*** DATASET CONTENT Section Begins ***
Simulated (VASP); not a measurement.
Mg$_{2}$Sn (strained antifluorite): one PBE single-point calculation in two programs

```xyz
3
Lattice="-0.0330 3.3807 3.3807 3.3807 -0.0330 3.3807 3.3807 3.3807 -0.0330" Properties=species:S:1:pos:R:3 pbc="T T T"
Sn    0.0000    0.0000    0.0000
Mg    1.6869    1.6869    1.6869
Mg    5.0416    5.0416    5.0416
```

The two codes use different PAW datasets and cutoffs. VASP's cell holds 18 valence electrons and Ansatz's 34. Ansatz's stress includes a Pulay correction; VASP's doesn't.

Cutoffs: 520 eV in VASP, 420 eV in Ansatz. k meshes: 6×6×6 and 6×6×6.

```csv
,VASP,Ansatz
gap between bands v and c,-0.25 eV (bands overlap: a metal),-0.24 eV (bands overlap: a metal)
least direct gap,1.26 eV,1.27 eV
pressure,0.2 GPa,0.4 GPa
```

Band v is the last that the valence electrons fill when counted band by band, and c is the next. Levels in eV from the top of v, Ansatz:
*** DATASET CONTENT Section Ends ***

- _WORK ORDER_: After reading the data, retype all of it exactly as it reads.

- _TASK OUTPUT_:
Simulated (VASP); not a measurement.
Mg$_{2}$Sn (strained antifluorite): one PBE single-point calculation in two programs

```xyz
3
Lattice="-0.0330 3.3807 3.3807 3.3807 -0.0330 3.3807 3.3807 3.3807 -0.0330" Properties=species:S:1:pos:R:3 pbc="T T T"
Sn    0.0000    0.0000    0.0000
Mg    1.6869    1.6869    1.6869
Mg    5.0416    5.0416    5.0416
```

The two codes use different PAW datasets and cutoffs. VASP's cell holds 18 valence electrons and Ansatz's 34. Ansatz's stress includes a Pulay correction; VASP's doesn't.

Cutoffs: 520 eV in VASP, 420 eV in Ansatz. k meshes: 6×6×6 and 6×6×6.

```csv
,VASP,Ansatz
gap between bands v and c,-0.25 eV (bands overlap: a metal),-0.24 eV (bands overlap: a metal)
least direct gap,1.26 eV,1.27 eV
pressure,0.2 GPa,0.4 GPa
```

Band v is the last that the valence electrons fill when counted band by band, and c is the next. Levels in eV from the top of v, Ansatz:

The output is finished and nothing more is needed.